The listing below holds a line with "spin multiplicity 1." and a later line with "Bond lengths: C1–C2". Write out those two lines and every line between them, exactly, and nothing else.

** DATA LISTING follows **

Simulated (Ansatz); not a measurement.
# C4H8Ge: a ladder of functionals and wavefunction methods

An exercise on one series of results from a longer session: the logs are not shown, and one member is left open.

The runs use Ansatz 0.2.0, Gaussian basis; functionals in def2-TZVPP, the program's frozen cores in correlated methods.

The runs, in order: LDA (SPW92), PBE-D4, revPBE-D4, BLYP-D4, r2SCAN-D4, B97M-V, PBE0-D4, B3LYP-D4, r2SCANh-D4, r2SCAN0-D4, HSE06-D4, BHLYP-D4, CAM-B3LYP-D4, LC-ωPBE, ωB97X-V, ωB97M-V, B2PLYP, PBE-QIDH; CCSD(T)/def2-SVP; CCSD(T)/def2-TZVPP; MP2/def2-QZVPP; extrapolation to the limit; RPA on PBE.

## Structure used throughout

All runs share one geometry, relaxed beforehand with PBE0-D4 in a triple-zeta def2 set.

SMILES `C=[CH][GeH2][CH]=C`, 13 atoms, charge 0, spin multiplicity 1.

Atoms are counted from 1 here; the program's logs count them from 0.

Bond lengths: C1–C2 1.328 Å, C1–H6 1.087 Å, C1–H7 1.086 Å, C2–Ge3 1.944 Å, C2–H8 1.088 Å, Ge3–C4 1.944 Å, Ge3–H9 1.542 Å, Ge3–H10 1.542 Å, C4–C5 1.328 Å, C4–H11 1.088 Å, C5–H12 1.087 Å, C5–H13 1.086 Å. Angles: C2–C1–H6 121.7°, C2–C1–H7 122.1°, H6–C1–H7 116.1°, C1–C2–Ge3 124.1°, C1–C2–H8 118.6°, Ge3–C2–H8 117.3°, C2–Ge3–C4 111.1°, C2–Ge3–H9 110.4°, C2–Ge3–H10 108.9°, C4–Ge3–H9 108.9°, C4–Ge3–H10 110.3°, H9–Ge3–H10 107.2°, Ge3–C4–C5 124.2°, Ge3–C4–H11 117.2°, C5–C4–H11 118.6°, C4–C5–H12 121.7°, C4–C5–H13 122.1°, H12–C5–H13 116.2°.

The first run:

** End of DATA LISTING **

TASK ANSWER:
SMILES `C=[CH][GeH2][CH]=C`, 13 atoms, charge 0, spin multiplicity 1.

Atoms are counted from 1 here; the program's logs count them from 0.

Bond lengths: C1–C2 1.328 Å, C1–H6 1.087 Å, C1–H7 1.086 Å, C2–Ge3 1.944 Å, C2–H8 1.088 Å, Ge3–C4 1.944 Å, Ge3–H9 1.542 Å, Ge3–H10 1.542 Å, C4–C5 1.328 Å, C4–H11 1.088 Å, C5–H12 1.087 Å, C5–H13 1.086 Å. Angles: C2–C1–H6 121.7°, C2–C1–H7 122.1°, H6–C1–H7 116.1°, C1–C2–Ge3 124.1°, C1–C2–H8 118.6°, Ge3–C2–H8 117.3°, C2–Ge3–C4 111.1°, C2–Ge3–H9 110.4°, C2–Ge3–H10 108.9°, C4–Ge3–H9 108.9°, C4–Ge3–H10 110.3°, H9–Ge3–H10 107.2°, Ge3–C4–C5 124.2°, Ge3–C4–H11 117.2°, C5–C4–H11 118.6°, C4–C5–H12 121.7°, C4–C5–H13 122.1°, H12–C5–H13 116.2°.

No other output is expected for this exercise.